## Task item
Write the records out again, keeping each line exactly as it is.

#####

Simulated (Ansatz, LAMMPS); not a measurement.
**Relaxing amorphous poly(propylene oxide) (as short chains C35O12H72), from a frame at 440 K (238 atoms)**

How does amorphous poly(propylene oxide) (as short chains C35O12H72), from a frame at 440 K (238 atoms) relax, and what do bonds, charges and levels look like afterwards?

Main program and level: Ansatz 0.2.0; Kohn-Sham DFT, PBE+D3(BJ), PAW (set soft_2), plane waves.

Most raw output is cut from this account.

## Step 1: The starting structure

#####

## Written response
Simulated (Ansatz, LAMMPS); not a measurement.
**Relaxing amorphous poly(propylene oxide) (as short chains C35O12H72), from a frame at 440 K (238 atoms)**

How does amorphous poly(propylene oxide) (as short chains C35O12H72), from a frame at 440 K (238 atoms) relax, and what do bonds, charges and levels look like afterwards?

Main program and level: Ansatz 0.2.0; Kohn-Sham DFT, PBE+D3(BJ), PAW (set soft_2), plane waves.

Most raw output is cut from this account.

## Step 1: The starting structure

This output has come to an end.